◆ **TASK ITEM**: Word for word, copy every line of the data.

◆ **GIVEN INFORMATION**:
* * * * * * *

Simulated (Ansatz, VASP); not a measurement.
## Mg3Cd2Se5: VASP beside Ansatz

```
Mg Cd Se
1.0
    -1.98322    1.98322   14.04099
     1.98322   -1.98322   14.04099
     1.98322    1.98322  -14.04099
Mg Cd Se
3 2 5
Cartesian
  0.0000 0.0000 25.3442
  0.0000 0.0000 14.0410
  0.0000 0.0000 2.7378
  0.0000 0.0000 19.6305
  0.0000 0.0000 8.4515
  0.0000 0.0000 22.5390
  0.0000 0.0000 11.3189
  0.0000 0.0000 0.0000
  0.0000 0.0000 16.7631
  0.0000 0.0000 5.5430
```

* * * * * * *

◆ **WORKED SOLUTION**:
Simulated (Ansatz, VASP); not a measurement.
## Mg3Cd2Se5: VASP beside Ansatz

```
Mg Cd Se
1.0
    -1.98322    1.98322   14.04099
     1.98322   -1.98322   14.04099
     1.98322    1.98322  -14.04099
Mg Cd Se
3 2 5
Cartesian
  0.0000 0.0000 25.3442
  0.0000 0.0000 14.0410
  0.0000 0.0000 2.7378
  0.0000 0.0000 19.6305
  0.0000 0.0000 8.4515
  0.0000 0.0000 22.5390
  0.0000 0.0000 11.3189
  0.0000 0.0000 0.0000
  0.0000 0.0000 16.7631
  0.0000 0.0000 5.5430
```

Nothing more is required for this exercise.